● Activity
Output exactly, with nothing added, the entries from the first line through the line with "width 0.1 eV".

◇ ◇ ◇ ◇ ◇
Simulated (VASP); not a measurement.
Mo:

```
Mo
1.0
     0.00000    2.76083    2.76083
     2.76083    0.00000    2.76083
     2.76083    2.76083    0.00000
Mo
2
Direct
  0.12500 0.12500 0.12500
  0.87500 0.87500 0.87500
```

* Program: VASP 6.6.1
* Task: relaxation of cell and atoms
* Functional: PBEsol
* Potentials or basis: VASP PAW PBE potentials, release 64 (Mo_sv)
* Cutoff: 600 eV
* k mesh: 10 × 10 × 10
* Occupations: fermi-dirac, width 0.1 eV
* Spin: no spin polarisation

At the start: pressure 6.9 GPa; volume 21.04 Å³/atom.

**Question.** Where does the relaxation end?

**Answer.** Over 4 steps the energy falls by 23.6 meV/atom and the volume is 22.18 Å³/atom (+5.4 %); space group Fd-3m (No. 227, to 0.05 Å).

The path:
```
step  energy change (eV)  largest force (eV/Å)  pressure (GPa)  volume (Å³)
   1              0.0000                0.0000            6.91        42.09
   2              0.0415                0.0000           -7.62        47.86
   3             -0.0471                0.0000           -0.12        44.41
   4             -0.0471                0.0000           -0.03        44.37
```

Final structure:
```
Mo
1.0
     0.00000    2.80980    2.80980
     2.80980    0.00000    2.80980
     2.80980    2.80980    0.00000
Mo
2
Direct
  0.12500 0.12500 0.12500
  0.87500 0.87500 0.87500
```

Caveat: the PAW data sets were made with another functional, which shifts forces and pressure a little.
◇ ◇ ◇ ◇ ◇

● Problem solution
Simulated (VASP); not a measurement.
Mo:

```
Mo
1.0
     0.00000    2.76083    2.76083
     2.76083    0.00000    2.76083
     2.76083    2.76083    0.00000
Mo
2
Direct
  0.12500 0.12500 0.12500
  0.87500 0.87500 0.87500
```

* Program: VASP 6.6.1
* Task: relaxation of cell and atoms
* Functional: PBEsol
* Potentials or basis: VASP PAW PBE potentials, release 64 (Mo_sv)
* Cutoff: 600 eV
* k mesh: 10 × 10 × 10
* Occupations: fermi-dirac, width 0.1 eV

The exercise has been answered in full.